* _Assignment_: In the data below, find the line containing "Masses are those", then set down that line and every later line up to and including the line containing "Solution. Point group", exactly.

* _Exercise data_:
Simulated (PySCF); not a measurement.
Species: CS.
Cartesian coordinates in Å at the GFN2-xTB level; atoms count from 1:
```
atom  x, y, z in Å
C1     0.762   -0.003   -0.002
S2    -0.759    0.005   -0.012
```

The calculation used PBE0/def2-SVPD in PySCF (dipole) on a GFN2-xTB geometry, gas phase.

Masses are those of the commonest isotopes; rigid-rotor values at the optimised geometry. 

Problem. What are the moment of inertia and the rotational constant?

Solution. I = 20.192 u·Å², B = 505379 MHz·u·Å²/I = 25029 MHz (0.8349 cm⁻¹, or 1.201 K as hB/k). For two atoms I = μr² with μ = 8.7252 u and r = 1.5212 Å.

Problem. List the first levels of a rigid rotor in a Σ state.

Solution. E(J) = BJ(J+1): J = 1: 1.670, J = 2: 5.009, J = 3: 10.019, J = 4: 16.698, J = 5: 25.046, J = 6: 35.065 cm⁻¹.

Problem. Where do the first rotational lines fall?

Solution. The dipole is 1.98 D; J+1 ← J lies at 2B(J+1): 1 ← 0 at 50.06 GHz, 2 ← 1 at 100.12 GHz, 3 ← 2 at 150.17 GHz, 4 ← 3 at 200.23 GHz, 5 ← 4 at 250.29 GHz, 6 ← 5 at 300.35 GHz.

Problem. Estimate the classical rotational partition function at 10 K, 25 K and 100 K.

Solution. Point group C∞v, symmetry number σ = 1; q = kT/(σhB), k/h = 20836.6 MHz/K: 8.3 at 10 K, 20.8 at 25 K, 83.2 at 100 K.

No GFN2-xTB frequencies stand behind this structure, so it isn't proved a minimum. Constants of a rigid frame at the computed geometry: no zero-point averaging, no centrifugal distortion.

* _Solution_:
Masses are those of the commonest isotopes; rigid-rotor values at the optimised geometry. 

Problem. What are the moment of inertia and the rotational constant?

Solution. I = 20.192 u·Å², B = 505379 MHz·u·Å²/I = 25029 MHz (0.8349 cm⁻¹, or 1.201 K as hB/k). For two atoms I = μr² with μ = 8.7252 u and r = 1.5212 Å.

Problem. List the first levels of a rigid rotor in a Σ state.

Solution. E(J) = BJ(J+1): J = 1: 1.670, J = 2: 5.009, J = 3: 10.019, J = 4: 16.698, J = 5: 25.046, J = 6: 35.065 cm⁻¹.

Problem. Where do the first rotational lines fall?

Solution. The dipole is 1.98 D; J+1 ← J lies at 2B(J+1): 1 ← 0 at 50.06 GHz, 2 ← 1 at 100.12 GHz, 3 ← 2 at 150.17 GHz, 4 ← 3 at 200.23 GHz, 5 ← 4 at 250.29 GHz, 6 ← 5 at 300.35 GHz.

Problem. Estimate the classical rotational partition function at 10 K, 25 K and 100 K.

Solution. Point group C∞v, symmetry number σ = 1; q = kT/(σhB), k/h = 20836.6 MHz/K: 8.3 at 10 K, 20.8 at 25 K, 83.2 at 100 K.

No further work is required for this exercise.